[WORK ITEM]: For this exercise, reproduce the entries below exactly, but only from the line containing "-0.27 | 136.55 |" through the line containing "-0.21 | 133.55 |", both included.

—————
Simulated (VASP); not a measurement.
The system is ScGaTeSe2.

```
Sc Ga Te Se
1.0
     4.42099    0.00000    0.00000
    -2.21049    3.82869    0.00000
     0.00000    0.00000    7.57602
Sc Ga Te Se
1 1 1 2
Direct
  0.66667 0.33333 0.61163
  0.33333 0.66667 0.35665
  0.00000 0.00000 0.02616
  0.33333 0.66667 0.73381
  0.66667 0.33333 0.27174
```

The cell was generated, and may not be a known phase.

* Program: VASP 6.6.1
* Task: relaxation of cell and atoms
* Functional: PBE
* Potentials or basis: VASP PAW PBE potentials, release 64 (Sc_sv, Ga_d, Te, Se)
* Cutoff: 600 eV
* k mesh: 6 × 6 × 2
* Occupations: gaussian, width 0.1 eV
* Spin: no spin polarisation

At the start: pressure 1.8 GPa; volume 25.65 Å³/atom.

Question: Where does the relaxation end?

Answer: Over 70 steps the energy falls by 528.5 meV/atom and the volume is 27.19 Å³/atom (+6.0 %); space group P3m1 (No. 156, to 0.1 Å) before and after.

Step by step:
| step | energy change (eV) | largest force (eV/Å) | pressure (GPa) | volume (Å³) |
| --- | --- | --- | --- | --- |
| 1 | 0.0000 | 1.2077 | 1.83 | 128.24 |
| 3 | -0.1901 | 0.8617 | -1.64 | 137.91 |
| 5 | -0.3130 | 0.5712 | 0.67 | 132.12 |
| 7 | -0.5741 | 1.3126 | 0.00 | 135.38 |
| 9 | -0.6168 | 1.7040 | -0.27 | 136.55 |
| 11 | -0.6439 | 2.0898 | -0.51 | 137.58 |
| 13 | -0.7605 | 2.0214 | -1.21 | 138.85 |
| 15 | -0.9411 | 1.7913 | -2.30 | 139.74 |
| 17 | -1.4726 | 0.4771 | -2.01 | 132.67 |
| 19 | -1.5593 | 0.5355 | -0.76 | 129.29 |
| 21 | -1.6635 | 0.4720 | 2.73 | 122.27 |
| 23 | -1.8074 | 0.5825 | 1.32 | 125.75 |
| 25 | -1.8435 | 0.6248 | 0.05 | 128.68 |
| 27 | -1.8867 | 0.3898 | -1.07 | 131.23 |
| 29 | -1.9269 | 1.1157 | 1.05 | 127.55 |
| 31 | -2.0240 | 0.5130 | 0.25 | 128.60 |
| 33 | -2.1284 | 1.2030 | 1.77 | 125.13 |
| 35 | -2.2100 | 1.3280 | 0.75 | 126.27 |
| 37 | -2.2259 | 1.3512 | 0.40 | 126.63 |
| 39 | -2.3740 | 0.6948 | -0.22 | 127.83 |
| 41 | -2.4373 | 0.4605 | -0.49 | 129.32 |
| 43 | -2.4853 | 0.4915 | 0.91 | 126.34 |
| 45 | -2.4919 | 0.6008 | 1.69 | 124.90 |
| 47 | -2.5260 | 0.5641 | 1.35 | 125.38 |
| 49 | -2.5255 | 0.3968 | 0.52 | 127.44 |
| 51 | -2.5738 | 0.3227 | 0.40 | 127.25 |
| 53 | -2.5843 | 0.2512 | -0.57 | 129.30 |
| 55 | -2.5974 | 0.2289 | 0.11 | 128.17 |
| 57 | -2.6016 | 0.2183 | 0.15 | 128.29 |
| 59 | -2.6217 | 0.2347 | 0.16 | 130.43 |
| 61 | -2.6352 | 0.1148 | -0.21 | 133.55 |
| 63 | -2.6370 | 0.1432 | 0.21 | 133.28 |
—————

[WRITTEN SOLUTION]:
| 9 | -0.6168 | 1.7040 | -0.27 | 136.55 |
| 11 | -0.6439 | 2.0898 | -0.51 | 137.58 |
| 13 | -0.7605 | 2.0214 | -1.21 | 138.85 |
| 15 | -0.9411 | 1.7913 | -2.30 | 139.74 |
| 17 | -1.4726 | 0.4771 | -2.01 | 132.67 |
| 19 | -1.5593 | 0.5355 | -0.76 | 129.29 |
| 21 | -1.6635 | 0.4720 | 2.73 | 122.27 |
| 23 | -1.8074 | 0.5825 | 1.32 | 125.75 |
| 25 | -1.8435 | 0.6248 | 0.05 | 128.68 |
| 27 | -1.8867 | 0.3898 | -1.07 | 131.23 |
| 29 | -1.9269 | 1.1157 | 1.05 | 127.55 |
| 31 | -2.0240 | 0.5130 | 0.25 | 128.60 |
| 33 | -2.1284 | 1.2030 | 1.77 | 125.13 |
| 35 | -2.2100 | 1.3280 | 0.75 | 126.27 |
| 37 | -2.2259 | 1.3512 | 0.40 | 126.63 |
| 39 | -2.3740 | 0.6948 | -0.22 | 127.83 |
| 41 | -2.4373 | 0.4605 | -0.49 | 129.32 |
| 43 | -2.4853 | 0.4915 | 0.91 | 126.34 |
| 45 | -2.4919 | 0.6008 | 1.69 | 124.90 |
| 47 | -2.5260 | 0.5641 | 1.35 | 125.38 |
| 49 | -2.5255 | 0.3968 | 0.52 | 127.44 |
| 51 | -2.5738 | 0.3227 | 0.40 | 127.25 |
| 53 | -2.5843 | 0.2512 | -0.57 | 129.30 |
| 55 | -2.5974 | 0.2289 | 0.11 | 128.17 |
| 57 | -2.6016 | 0.2183 | 0.15 | 128.29 |
| 59 | -2.6217 | 0.2347 | 0.16 | 130.43 |
| 61 | -2.6352 | 0.1148 | -0.21 | 133.55 |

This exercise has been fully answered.